* [WORK ITEM]
Take the entries that follow and return exactly the lines from the one holding "The structure of" through the one holding "The input as", both included. Nothing else is needed.

* [RECORDS SUPPLIED]
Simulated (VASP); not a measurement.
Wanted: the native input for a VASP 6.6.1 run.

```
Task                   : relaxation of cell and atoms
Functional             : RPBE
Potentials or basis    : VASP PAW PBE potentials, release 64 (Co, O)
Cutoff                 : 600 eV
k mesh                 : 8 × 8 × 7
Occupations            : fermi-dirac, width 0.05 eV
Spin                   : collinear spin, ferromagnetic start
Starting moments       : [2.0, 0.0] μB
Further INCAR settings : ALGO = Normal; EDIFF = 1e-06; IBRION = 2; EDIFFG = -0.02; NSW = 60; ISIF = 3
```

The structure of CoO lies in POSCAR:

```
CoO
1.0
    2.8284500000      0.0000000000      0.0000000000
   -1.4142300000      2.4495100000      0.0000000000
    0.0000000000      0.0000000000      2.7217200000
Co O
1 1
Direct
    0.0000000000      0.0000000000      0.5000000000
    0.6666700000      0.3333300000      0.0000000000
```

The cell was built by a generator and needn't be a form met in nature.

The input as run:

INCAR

* [ANSWER AREA]
The structure of CoO lies in POSCAR:

```
CoO
1.0
    2.8284500000      0.0000000000      0.0000000000
   -1.4142300000      2.4495100000      0.0000000000
    0.0000000000      0.0000000000      2.7217200000
Co O
1 1
Direct
    0.0000000000      0.0000000000      0.5000000000
    0.6666700000      0.3333300000      0.0000000000
```

The cell was built by a generator and needn't be a form met in nature.

The input as run:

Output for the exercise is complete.